Extracted entries:
^^^^^^^^

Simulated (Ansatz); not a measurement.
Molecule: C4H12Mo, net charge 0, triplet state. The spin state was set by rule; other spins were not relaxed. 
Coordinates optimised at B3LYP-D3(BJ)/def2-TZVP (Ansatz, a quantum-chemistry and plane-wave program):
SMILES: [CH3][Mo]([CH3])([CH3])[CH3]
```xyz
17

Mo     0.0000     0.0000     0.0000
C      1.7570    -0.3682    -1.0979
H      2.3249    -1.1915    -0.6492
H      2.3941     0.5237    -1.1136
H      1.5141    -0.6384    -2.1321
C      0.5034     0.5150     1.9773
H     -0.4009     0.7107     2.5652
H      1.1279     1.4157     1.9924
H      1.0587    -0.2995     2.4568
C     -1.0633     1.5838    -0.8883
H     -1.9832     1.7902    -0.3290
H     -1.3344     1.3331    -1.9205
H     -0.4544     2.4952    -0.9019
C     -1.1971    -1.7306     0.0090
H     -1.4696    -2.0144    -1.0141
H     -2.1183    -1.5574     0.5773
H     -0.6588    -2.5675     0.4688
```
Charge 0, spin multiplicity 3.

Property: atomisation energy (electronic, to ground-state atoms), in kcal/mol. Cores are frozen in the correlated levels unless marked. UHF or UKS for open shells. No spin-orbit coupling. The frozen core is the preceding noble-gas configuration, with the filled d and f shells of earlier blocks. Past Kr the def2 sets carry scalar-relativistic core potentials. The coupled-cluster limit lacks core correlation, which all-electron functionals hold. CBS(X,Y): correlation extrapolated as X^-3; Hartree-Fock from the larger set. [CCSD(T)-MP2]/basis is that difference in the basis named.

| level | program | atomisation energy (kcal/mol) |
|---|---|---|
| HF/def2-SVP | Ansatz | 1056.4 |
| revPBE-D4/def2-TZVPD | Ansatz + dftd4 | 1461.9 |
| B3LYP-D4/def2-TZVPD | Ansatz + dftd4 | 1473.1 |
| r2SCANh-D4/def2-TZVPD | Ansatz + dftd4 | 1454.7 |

^^^^^^^^

The first line of the records begins the span, and the line containing "Charge 0, spin multiplicity 3." ends it. Reproduce that span exactly, both ends included.

Expected answer:
Simulated (Ansatz); not a measurement.
Molecule: C4H12Mo, net charge 0, triplet state. The spin state was set by rule; other spins were not relaxed. 
Coordinates optimised at B3LYP-D3(BJ)/def2-TZVP (Ansatz, a quantum-chemistry and plane-wave program):
SMILES: [CH3][Mo]([CH3])([CH3])[CH3]
```xyz
17

Mo     0.0000     0.0000     0.0000
C      1.7570    -0.3682    -1.0979
H      2.3249    -1.1915    -0.6492
H      2.3941     0.5237    -1.1136
H      1.5141    -0.6384    -2.1321
C      0.5034     0.5150     1.9773
H     -0.4009     0.7107     2.5652
H      1.1279     1.4157     1.9924
H      1.0587    -0.2995     2.4568
C     -1.0633     1.5838    -0.8883
H     -1.9832     1.7902    -0.3290
H     -1.3344     1.3331    -1.9205
H     -0.4544     2.4952    -0.9019
C     -1.1971    -1.7306     0.0090
H     -1.4696    -2.0144    -1.0141
H     -2.1183    -1.5574     0.5773
H     -0.6588    -2.5675     0.4688
```
Charge 0, spin multiplicity 3.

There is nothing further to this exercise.